## Required action
What is needed is the complete listing, repeated exactly.

## Information supplied
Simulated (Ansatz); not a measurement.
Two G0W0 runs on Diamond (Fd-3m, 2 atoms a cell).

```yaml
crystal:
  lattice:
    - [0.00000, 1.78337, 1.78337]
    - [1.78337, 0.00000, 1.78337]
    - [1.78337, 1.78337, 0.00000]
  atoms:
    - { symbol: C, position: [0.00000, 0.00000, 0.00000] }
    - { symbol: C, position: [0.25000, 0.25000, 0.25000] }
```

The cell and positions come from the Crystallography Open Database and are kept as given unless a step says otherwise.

## Exercise result
Simulated (Ansatz); not a measurement.
Two G0W0 runs on Diamond (Fd-3m, 2 atoms a cell).

```yaml
crystal:
  lattice:
    - [0.00000, 1.78337, 1.78337]
    - [1.78337, 0.00000, 1.78337]
    - [1.78337, 1.78337, 0.00000]
  atoms:
    - { symbol: C, position: [0.00000, 0.00000, 0.00000] }
    - { symbol: C, position: [0.25000, 0.25000, 0.25000] }
```

The cell and positions come from the Crystallography Open Database and are kept as given unless a step says otherwise.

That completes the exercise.